ASSIGNMENT — Verbatim, and with nothing else, reproduce the data below from its first line through the line containing "Level of this".

RECORDED INFORMATION —
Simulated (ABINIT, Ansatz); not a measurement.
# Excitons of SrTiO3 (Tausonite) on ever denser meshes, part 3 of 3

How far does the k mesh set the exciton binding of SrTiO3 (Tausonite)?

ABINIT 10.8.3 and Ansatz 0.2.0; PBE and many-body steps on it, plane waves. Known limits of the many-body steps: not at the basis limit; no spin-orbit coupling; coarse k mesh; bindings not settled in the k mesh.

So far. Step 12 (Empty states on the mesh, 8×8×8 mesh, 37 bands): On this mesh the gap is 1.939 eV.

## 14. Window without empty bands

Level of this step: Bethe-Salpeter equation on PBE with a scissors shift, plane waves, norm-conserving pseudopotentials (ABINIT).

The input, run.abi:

RESPONSE BOX —
Simulated (ABINIT, Ansatz); not a measurement.
# Excitons of SrTiO3 (Tausonite) on ever denser meshes, part 3 of 3

How far does the k mesh set the exciton binding of SrTiO3 (Tausonite)?

ABINIT 10.8.3 and Ansatz 0.2.0; PBE and many-body steps on it, plane waves. Known limits of the many-body steps: not at the basis limit; no spin-orbit coupling; coarse k mesh; bindings not settled in the k mesh.

So far. Step 12 (Empty states on the mesh, 8×8×8 mesh, 37 bands): On this mesh the gap is 1.939 eV.

## 14. Window without empty bands

Level of this step: Bethe-Salpeter equation on PBE with a scissors shift, plane waves, norm-conserving pseudopotentials (ABINIT).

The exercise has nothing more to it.